→ ACTION ITEM:
Using the records below, quote only the span that opens with the line containing "Aim: hold the" and closes with the line containing "## 1. Set-up", exactly and inclusively.

→ EXTRACTED INFORMATION:
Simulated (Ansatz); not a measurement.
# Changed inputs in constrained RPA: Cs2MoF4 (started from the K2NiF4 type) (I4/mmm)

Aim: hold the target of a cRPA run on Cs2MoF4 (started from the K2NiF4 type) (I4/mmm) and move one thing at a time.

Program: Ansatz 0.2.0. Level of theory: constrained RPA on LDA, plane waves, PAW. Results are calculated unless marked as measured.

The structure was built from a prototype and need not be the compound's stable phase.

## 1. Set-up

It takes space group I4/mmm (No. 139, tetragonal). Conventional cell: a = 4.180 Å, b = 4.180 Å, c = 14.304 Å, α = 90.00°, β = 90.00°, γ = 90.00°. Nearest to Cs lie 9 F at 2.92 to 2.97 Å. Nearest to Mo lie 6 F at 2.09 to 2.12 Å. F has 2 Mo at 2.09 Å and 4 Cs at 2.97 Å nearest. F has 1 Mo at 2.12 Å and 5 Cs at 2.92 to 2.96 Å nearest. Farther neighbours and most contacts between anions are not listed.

→ SOLUTION:
Aim: hold the target of a cRPA run on Cs2MoF4 (started from the K2NiF4 type) (I4/mmm) and move one thing at a time.

Program: Ansatz 0.2.0. Level of theory: constrained RPA on LDA, plane waves, PAW. Results are calculated unless marked as measured.

The structure was built from a prototype and need not be the compound's stable phase.

## 1. Set-up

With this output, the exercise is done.